Action item
Your task is to print all of the data word for word.

Data for review
○ ○ ○

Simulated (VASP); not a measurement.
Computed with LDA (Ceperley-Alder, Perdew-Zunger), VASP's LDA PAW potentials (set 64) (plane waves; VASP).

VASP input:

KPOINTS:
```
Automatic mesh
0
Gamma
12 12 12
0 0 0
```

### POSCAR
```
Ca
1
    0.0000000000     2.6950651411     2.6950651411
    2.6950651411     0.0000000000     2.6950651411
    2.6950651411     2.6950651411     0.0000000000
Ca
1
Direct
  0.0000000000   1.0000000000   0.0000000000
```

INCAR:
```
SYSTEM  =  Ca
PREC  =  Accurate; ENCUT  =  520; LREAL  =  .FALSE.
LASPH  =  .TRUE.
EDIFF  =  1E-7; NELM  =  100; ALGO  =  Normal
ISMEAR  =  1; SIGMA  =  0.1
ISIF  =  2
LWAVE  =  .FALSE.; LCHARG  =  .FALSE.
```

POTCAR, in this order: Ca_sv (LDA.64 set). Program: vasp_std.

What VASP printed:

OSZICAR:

○ ○ ○

Task response
Simulated (VASP); not a measurement.
Computed with LDA (Ceperley-Alder, Perdew-Zunger), VASP's LDA PAW potentials (set 64) (plane waves; VASP).

VASP input:

KPOINTS:
```
Automatic mesh
0
Gamma
12 12 12
0 0 0
```

### POSCAR
```
Ca
1
    0.0000000000     2.6950651411     2.6950651411
    2.6950651411     0.0000000000     2.6950651411
    2.6950651411     2.6950651411     0.0000000000
Ca
1
Direct
  0.0000000000   1.0000000000   0.0000000000
```

INCAR:
```
SYSTEM  =  Ca
PREC  =  Accurate; ENCUT  =  520; LREAL  =  .FALSE.
LASPH  =  .TRUE.
EDIFF  =  1E-7; NELM  =  100; ALGO  =  Normal
ISMEAR  =  1; SIGMA  =  0.1
ISIF  =  2
LWAVE  =  .FALSE.; LCHARG  =  .FALSE.
```

POTCAR, in this order: Ca_sv (LDA.64 set). Program: vasp_std.

What VASP printed:

OSZICAR:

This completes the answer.